━━━ EXTRACTED RECORDS
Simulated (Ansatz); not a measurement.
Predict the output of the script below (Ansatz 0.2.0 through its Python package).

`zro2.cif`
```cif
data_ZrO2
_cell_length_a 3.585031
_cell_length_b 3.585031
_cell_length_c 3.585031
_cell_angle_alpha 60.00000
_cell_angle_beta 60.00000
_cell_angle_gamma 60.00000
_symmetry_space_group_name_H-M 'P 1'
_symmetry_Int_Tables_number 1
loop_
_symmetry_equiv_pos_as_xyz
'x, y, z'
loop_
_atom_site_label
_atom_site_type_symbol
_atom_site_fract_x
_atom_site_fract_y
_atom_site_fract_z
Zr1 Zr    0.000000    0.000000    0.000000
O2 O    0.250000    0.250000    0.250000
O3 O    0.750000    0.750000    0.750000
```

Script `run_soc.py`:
━━━━━━

### REQUIRED ACTION
Print each entry above word for word, leaving none out.

### WRITTEN ANSWER
Simulated (Ansatz); not a measurement.
Predict the output of the script below (Ansatz 0.2.0 through its Python package).

`zro2.cif`
```cif
data_ZrO2
_cell_length_a 3.585031
_cell_length_b 3.585031
_cell_length_c 3.585031
_cell_angle_alpha 60.00000
_cell_angle_beta 60.00000
_cell_angle_gamma 60.00000
_symmetry_space_group_name_H-M 'P 1'
_symmetry_Int_Tables_number 1
loop_
_symmetry_equiv_pos_as_xyz
'x, y, z'
loop_
_atom_site_label
_atom_site_type_symbol
_atom_site_fract_x
_atom_site_fract_y
_atom_site_fract_z
Zr1 Zr    0.000000    0.000000    0.000000
O2 O    0.250000    0.250000    0.250000
O3 O    0.750000    0.750000    0.750000
```

Script `run_soc.py`:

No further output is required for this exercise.